┌─ Information given

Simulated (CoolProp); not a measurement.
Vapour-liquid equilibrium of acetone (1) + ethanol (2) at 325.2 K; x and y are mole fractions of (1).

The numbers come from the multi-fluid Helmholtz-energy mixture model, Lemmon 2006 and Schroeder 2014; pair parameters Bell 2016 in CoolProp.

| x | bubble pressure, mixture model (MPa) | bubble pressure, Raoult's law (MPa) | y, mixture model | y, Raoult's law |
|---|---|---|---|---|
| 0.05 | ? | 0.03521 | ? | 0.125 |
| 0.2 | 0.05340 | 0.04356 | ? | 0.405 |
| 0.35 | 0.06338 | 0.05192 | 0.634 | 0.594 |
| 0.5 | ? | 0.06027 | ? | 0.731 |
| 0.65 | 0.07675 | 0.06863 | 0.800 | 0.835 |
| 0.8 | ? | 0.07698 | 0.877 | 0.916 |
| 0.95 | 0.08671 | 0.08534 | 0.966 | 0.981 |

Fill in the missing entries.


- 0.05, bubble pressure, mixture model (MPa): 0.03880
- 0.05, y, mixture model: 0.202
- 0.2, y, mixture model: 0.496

└─

*Exercise*
Copy out the full listing so that each line matches exactly.

*Reply*
Simulated (CoolProp); not a measurement.
Vapour-liquid equilibrium of acetone (1) + ethanol (2) at 325.2 K; x and y are mole fractions of (1).

The numbers come from the multi-fluid Helmholtz-energy mixture model, Lemmon 2006 and Schroeder 2014; pair parameters Bell 2016 in CoolProp.

| x | bubble pressure, mixture model (MPa) | bubble pressure, Raoult's law (MPa) | y, mixture model | y, Raoult's law |
|---|---|---|---|---|
| 0.05 | ? | 0.03521 | ? | 0.125 |
| 0.2 | 0.05340 | 0.04356 | ? | 0.405 |
| 0.35 | 0.06338 | 0.05192 | 0.634 | 0.594 |
| 0.5 | ? | 0.06027 | ? | 0.731 |
| 0.65 | 0.07675 | 0.06863 | 0.800 | 0.835 |
| 0.8 | ? | 0.07698 | 0.877 | 0.916 |
| 0.95 | 0.08671 | 0.08534 | 0.966 | 0.981 |

Fill in the missing entries.


- 0.05, bubble pressure, mixture model (MPa): 0.03880
- 0.05, y, mixture model: 0.202
- 0.2, y, mixture model: 0.496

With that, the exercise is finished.